....

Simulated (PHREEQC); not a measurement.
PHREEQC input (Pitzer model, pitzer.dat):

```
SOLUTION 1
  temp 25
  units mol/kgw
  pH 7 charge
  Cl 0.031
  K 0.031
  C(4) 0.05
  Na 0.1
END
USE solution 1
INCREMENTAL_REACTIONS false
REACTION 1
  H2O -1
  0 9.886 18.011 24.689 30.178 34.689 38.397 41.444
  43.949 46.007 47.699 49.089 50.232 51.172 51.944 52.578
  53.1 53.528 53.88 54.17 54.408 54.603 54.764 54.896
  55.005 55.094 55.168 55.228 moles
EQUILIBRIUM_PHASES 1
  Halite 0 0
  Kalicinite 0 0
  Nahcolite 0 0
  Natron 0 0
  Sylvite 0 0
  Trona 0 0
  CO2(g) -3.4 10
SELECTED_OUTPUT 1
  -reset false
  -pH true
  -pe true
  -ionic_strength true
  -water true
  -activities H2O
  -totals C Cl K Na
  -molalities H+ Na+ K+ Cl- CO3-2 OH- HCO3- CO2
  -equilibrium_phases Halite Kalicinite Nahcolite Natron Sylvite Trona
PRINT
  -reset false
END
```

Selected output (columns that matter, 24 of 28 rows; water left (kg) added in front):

....

Exercise
Copy each line of the material exactly as written.

Response box
Simulated (PHREEQC); not a measurement.
PHREEQC input (Pitzer model, pitzer.dat):

```
SOLUTION 1
  temp 25
  units mol/kgw
  pH 7 charge
  Cl 0.031
  K 0.031
  C(4) 0.05
  Na 0.1
END
USE solution 1
INCREMENTAL_REACTIONS false
REACTION 1
  H2O -1
  0 9.886 18.011 24.689 30.178 34.689 38.397 41.444
  43.949 46.007 47.699 49.089 50.232 51.172 51.944 52.578
  53.1 53.528 53.88 54.17 54.408 54.603 54.764 54.896
  55.005 55.094 55.168 55.228 moles
EQUILIBRIUM_PHASES 1
  Halite 0 0
  Kalicinite 0 0
  Nahcolite 0 0
  Natron 0 0
  Sylvite 0 0
  Trona 0 0
  CO2(g) -3.4 10
SELECTED_OUTPUT 1
  -reset false
  -pH true
  -pe true
  -ionic_strength true
  -water true
  -activities H2O
  -totals C Cl K Na
  -molalities H+ Na+ K+ Cl- CO3-2 OH- HCO3- CO2
  -equilibrium_phases Halite Kalicinite Nahcolite Natron Sylvite Trona
PRINT
  -reset false
END
```

Selected output (columns that matter, 24 of 28 rows; water left (kg) added in front):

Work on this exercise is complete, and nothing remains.